(DATA FOR ANALYSIS):
* * * * * * * * *
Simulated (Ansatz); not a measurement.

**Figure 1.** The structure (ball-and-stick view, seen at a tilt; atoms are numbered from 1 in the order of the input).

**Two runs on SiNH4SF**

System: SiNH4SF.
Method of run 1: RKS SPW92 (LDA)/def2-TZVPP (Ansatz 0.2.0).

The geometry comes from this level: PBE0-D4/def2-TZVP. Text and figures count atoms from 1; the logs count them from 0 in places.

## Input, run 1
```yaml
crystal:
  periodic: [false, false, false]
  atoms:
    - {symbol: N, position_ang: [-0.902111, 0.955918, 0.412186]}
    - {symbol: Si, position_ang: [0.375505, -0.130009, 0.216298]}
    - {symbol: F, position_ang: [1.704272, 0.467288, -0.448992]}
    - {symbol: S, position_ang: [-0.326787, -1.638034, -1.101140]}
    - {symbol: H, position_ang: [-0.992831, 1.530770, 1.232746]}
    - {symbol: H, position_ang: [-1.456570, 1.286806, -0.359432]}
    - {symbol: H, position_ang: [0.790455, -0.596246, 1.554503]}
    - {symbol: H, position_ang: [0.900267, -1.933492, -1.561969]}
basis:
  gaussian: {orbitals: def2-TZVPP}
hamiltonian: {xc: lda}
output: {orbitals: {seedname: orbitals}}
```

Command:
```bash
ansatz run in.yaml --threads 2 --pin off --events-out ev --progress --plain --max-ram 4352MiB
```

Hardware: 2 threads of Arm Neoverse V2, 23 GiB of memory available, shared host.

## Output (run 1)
* * * * * * * * *

What is needed is each line of the data, printed exactly.

(WRITTEN REPLY):
Simulated (Ansatz); not a measurement.

**Figure 1.** The structure (ball-and-stick view, seen at a tilt; atoms are numbered from 1 in the order of the input).

**Two runs on SiNH4SF**

System: SiNH4SF.
Method of run 1: RKS SPW92 (LDA)/def2-TZVPP (Ansatz 0.2.0).

The geometry comes from this level: PBE0-D4/def2-TZVP. Text and figures count atoms from 1; the logs count them from 0 in places.

## Input, run 1
```yaml
crystal:
  periodic: [false, false, false]
  atoms:
    - {symbol: N, position_ang: [-0.902111, 0.955918, 0.412186]}
    - {symbol: Si, position_ang: [0.375505, -0.130009, 0.216298]}
    - {symbol: F, position_ang: [1.704272, 0.467288, -0.448992]}
    - {symbol: S, position_ang: [-0.326787, -1.638034, -1.101140]}
    - {symbol: H, position_ang: [-0.992831, 1.530770, 1.232746]}
    - {symbol: H, position_ang: [-1.456570, 1.286806, -0.359432]}
    - {symbol: H, position_ang: [0.790455, -0.596246, 1.554503]}
    - {symbol: H, position_ang: [0.900267, -1.933492, -1.561969]}
basis:
  gaussian: {orbitals: def2-TZVPP}
hamiltonian: {xc: lda}
output: {orbitals: {seedname: orbitals}}
```

Command:
```bash
ansatz run in.yaml --threads 2 --pin off --events-out ev --progress --plain --max-ram 4352MiB
```

Hardware: 2 threads of Arm Neoverse V2, 23 GiB of memory available, shared host.

## Output (run 1)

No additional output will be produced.